Output every entry verbatim.

● ● ● ● ● ● ●
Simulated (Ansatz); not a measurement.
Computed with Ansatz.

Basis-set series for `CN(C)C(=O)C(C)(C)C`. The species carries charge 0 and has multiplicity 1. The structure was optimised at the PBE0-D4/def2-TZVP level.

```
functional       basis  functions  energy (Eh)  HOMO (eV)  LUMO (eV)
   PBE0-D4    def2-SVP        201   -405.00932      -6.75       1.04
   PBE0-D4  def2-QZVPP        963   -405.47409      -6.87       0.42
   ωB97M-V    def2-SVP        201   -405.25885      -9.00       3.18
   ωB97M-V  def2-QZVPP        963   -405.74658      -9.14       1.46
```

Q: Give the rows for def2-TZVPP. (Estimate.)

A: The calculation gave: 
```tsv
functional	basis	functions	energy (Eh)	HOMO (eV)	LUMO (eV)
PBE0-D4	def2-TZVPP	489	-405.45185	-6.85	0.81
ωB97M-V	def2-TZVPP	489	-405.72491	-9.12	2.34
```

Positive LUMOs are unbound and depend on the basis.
● ● ● ● ● ● ●

| Result |
Simulated (Ansatz); not a measurement.
Computed with Ansatz.

Basis-set series for `CN(C)C(=O)C(C)(C)C`. The species carries charge 0 and has multiplicity 1. The structure was optimised at the PBE0-D4/def2-TZVP level.

```
functional       basis  functions  energy (Eh)  HOMO (eV)  LUMO (eV)
   PBE0-D4    def2-SVP        201   -405.00932      -6.75       1.04
   PBE0-D4  def2-QZVPP        963   -405.47409      -6.87       0.42
   ωB97M-V    def2-SVP        201   -405.25885      -9.00       3.18
   ωB97M-V  def2-QZVPP        963   -405.74658      -9.14       1.46
```

Q: Give the rows for def2-TZVPP. (Estimate.)

A: The calculation gave: 
```tsv
functional	basis	functions	energy (Eh)	HOMO (eV)	LUMO (eV)
PBE0-D4	def2-TZVPP	489	-405.45185	-6.85	0.81
ωB97M-V	def2-TZVPP	489	-405.72491	-9.12	2.34
```

Positive LUMOs are unbound and depend on the basis.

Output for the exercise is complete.